__Work instruction__: All of the data below is to be copied again without changes.

__Excerpted data__:
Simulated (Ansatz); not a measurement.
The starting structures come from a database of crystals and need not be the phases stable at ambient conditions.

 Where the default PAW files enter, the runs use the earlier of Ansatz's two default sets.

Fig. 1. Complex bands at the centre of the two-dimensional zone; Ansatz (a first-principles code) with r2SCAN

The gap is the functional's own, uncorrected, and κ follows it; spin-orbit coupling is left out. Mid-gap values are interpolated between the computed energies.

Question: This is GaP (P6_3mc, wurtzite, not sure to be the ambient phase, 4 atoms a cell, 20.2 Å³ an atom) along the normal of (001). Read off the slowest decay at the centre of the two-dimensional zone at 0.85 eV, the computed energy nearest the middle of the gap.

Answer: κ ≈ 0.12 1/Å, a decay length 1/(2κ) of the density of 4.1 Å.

__Written answer__:
Simulated (Ansatz); not a measurement.
The starting structures come from a database of crystals and need not be the phases stable at ambient conditions.

 Where the default PAW files enter, the runs use the earlier of Ansatz's two default sets.

Fig. 1. Complex bands at the centre of the two-dimensional zone; Ansatz (a first-principles code) with r2SCAN

The gap is the functional's own, uncorrected, and κ follows it; spin-orbit coupling is left out. Mid-gap values are interpolated between the computed energies.

Question: This is GaP (P6_3mc, wurtzite, not sure to be the ambient phase, 4 atoms a cell, 20.2 Å³ an atom) along the normal of (001). Read off the slowest decay at the centre of the two-dimensional zone at 0.85 eV, the computed energy nearest the middle of the gap.

Answer: κ ≈ 0.12 1/Å, a decay length 1/(2κ) of the density of 4.1 Å.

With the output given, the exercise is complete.